■ Dataset records ■
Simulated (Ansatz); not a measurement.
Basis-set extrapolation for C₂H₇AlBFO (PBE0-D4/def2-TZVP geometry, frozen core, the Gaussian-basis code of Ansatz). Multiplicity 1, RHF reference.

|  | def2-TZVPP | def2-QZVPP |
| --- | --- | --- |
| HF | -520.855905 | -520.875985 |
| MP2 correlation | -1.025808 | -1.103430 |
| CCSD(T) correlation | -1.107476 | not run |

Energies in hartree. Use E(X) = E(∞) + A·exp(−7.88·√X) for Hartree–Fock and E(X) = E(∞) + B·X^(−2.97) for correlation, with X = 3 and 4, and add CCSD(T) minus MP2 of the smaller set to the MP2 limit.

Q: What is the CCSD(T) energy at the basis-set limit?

■ Task item ■
Transcribe the listing shown above in full and without change.

■ Expected answer ■
Simulated (Ansatz); not a measurement.
Basis-set extrapolation for C₂H₇AlBFO (PBE0-D4/def2-TZVP geometry, frozen core, the Gaussian-basis code of Ansatz). Multiplicity 1, RHF reference.

|  | def2-TZVPP | def2-QZVPP |
| --- | --- | --- |
| HF | -520.855905 | -520.875985 |
| MP2 correlation | -1.025808 | -1.103430 |
| CCSD(T) correlation | -1.107476 | not run |

Energies in hartree. Use E(X) = E(∞) + A·exp(−7.88·√X) for Hartree–Fock and E(X) = E(∞) + B·X^(−2.97) for correlation, with X = 3 and 4, and add CCSD(T) minus MP2 of the smaller set to the MP2 limit.

Q: What is the CCSD(T) energy at the basis-set limit?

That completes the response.